ACTION ITEM
Would you give the records below again, exactly and completely?

DATASET CONTENT
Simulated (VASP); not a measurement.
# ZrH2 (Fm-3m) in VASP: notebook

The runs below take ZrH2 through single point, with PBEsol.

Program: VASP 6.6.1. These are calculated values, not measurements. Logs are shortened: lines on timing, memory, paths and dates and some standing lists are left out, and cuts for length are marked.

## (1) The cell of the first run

ANSWER AREA
Simulated (VASP); not a measurement.
# ZrH2 (Fm-3m) in VASP: notebook

The runs below take ZrH2 through single point, with PBEsol.

Program: VASP 6.6.1. These are calculated values, not measurements. Logs are shortened: lines on timing, memory, paths and dates and some standing lists are left out, and cuts for length are marked.

## (1) The cell of the first run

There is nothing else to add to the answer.